• [Activity] Transcribe the data below verbatim from the line with "A density functional" to the line with "Doubt: the forces". Include both of those lines.

........

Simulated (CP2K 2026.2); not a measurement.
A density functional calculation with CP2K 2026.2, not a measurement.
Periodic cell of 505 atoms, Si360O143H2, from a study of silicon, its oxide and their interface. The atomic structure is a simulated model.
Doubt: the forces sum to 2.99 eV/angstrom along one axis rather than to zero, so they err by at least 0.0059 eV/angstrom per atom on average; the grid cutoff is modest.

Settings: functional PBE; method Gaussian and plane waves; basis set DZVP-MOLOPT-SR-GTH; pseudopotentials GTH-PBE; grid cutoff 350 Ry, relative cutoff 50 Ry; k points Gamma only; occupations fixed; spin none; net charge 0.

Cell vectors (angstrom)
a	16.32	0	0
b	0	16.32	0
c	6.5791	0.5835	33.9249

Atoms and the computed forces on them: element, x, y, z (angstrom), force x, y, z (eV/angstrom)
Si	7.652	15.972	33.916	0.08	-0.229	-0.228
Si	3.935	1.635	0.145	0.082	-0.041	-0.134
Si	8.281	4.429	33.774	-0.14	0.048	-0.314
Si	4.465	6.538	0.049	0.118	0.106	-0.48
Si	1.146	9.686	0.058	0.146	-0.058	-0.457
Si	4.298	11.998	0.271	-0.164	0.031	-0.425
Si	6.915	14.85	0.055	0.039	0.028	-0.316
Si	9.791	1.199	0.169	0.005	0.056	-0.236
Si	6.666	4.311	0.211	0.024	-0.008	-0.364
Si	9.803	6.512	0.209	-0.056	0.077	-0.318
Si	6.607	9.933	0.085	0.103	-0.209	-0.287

........

• [Answer box]
A density functional calculation with CP2K 2026.2, not a measurement.
Periodic cell of 505 atoms, Si360O143H2, from a study of silicon, its oxide and their interface. The atomic structure is a simulated model.
Doubt: the forces sum to 2.99 eV/angstrom along one axis rather than to zero, so they err by at least 0.0059 eV/angstrom per atom on average; the grid cutoff is modest.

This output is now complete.